[Opening EXTRACTED RECORDS section]

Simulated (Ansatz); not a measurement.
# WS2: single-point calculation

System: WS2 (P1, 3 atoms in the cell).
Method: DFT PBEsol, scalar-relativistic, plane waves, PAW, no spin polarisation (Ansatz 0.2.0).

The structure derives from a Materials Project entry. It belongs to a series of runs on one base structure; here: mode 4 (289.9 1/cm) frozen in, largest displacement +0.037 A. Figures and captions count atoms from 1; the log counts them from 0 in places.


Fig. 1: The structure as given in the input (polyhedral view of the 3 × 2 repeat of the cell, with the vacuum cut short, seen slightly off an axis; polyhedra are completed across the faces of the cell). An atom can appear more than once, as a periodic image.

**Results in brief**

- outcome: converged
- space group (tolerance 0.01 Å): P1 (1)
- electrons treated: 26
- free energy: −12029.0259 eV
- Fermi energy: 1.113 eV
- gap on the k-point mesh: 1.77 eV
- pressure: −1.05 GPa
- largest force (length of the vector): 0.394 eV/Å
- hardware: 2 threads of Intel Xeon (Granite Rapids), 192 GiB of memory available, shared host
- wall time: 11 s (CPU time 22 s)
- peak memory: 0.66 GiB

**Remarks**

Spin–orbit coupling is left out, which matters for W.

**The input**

[Closing EXTRACTED RECORDS section]

(WORK REQUEST) Using the records above as the source, restate each line verbatim.

(WRITTEN RESPONSE)
Simulated (Ansatz); not a measurement.
# WS2: single-point calculation

System: WS2 (P1, 3 atoms in the cell).
Method: DFT PBEsol, scalar-relativistic, plane waves, PAW, no spin polarisation (Ansatz 0.2.0).

The structure derives from a Materials Project entry. It belongs to a series of runs on one base structure; here: mode 4 (289.9 1/cm) frozen in, largest displacement +0.037 A. Figures and captions count atoms from 1; the log counts them from 0 in places.


Fig. 1: The structure as given in the input (polyhedral view of the 3 × 2 repeat of the cell, with the vacuum cut short, seen slightly off an axis; polyhedra are completed across the faces of the cell). An atom can appear more than once, as a periodic image.

**Results in brief**

- outcome: converged
- space group (tolerance 0.01 Å): P1 (1)
- electrons treated: 26
- free energy: −12029.0259 eV
- Fermi energy: 1.113 eV
- gap on the k-point mesh: 1.77 eV
- pressure: −1.05 GPa
- largest force (length of the vector): 0.394 eV/Å
- hardware: 2 threads of Intel Xeon (Granite Rapids), 192 GiB of memory available, shared host
- wall time: 11 s (CPU time 22 s)
- peak memory: 0.66 GiB

**Remarks**

Spin–orbit coupling is left out, which matters for W.

**The input**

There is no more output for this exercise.